(Dataset content Opens)
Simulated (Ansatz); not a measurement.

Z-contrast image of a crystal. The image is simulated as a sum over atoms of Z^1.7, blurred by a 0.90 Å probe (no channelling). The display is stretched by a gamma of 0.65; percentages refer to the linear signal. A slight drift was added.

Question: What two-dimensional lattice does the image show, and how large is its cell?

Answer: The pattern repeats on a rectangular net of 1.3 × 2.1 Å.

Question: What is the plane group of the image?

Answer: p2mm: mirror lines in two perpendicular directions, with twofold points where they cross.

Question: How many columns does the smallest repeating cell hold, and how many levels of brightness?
(Dataset content Closes)

* **Work item**: Write out all the records above one more time, exactly.

* **Answer area**:
Simulated (Ansatz); not a measurement.

Z-contrast image of a crystal. The image is simulated as a sum over atoms of Z^1.7, blurred by a 0.90 Å probe (no channelling). The display is stretched by a gamma of 0.65; percentages refer to the linear signal. A slight drift was added.

Question: What two-dimensional lattice does the image show, and how large is its cell?

Answer: The pattern repeats on a rectangular net of 1.3 × 2.1 Å.

Question: What is the plane group of the image?

Answer: p2mm: mirror lines in two perpendicular directions, with twofold points where they cross.

Question: How many columns does the smallest repeating cell hold, and how many levels of brightness?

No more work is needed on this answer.